> **Work request**: Each record must be repeated exactly as it stands.

> **Dataset entries**:
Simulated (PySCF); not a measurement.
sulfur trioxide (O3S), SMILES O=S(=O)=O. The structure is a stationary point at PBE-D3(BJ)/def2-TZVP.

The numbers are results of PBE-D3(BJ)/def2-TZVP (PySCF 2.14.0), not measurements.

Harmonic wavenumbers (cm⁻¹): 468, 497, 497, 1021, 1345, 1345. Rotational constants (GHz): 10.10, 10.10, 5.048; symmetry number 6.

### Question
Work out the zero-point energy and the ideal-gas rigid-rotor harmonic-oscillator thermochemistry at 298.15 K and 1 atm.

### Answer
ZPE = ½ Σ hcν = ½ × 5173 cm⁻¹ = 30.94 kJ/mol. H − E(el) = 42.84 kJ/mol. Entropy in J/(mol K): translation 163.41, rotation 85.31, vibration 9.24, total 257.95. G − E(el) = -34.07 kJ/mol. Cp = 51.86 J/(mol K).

> **Task result**:
Simulated (PySCF); not a measurement.
sulfur trioxide (O3S), SMILES O=S(=O)=O. The structure is a stationary point at PBE-D3(BJ)/def2-TZVP.

The numbers are results of PBE-D3(BJ)/def2-TZVP (PySCF 2.14.0), not measurements.

Harmonic wavenumbers (cm⁻¹): 468, 497, 497, 1021, 1345, 1345. Rotational constants (GHz): 10.10, 10.10, 5.048; symmetry number 6.

### Question
Work out the zero-point energy and the ideal-gas rigid-rotor harmonic-oscillator thermochemistry at 298.15 K and 1 atm.

### Answer
ZPE = ½ Σ hcν = ½ × 5173 cm⁻¹ = 30.94 kJ/mol. H − E(el) = 42.84 kJ/mol. Entropy in J/(mol K): translation 163.41, rotation 85.31, vibration 9.24, total 257.95. G − E(el) = -34.07 kJ/mol. Cp = 51.86 J/(mol K).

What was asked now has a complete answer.